- **Assigned task**:
What is needed here is an exact copy of all the data.

- **Extracted information**:
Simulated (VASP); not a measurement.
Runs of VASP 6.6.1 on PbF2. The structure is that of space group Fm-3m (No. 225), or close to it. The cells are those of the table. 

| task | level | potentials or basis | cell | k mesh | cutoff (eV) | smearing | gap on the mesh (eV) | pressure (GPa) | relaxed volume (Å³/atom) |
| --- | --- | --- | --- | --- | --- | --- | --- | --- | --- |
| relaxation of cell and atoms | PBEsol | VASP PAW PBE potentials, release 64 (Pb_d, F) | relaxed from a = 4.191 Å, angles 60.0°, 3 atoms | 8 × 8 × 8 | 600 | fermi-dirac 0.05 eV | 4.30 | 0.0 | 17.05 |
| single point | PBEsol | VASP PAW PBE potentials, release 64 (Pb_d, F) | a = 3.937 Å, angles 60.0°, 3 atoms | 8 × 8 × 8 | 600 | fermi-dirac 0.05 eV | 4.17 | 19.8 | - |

- **Expected answer**:
Simulated (VASP); not a measurement.
Runs of VASP 6.6.1 on PbF2. The structure is that of space group Fm-3m (No. 225), or close to it. The cells are those of the table. 

| task | level | potentials or basis | cell | k mesh | cutoff (eV) | smearing | gap on the mesh (eV) | pressure (GPa) | relaxed volume (Å³/atom) |
| --- | --- | --- | --- | --- | --- | --- | --- | --- | --- |
| relaxation of cell and atoms | PBEsol | VASP PAW PBE potentials, release 64 (Pb_d, F) | relaxed from a = 4.191 Å, angles 60.0°, 3 atoms | 8 × 8 × 8 | 600 | fermi-dirac 0.05 eV | 4.30 | 0.0 | 17.05 |
| single point | PBEsol | VASP PAW PBE potentials, release 64 (Pb_d, F) | a = 3.937 Å, angles 60.0°, 3 atoms | 8 × 8 × 8 | 600 | fermi-dirac 0.05 eV | 4.17 | 19.8 | - |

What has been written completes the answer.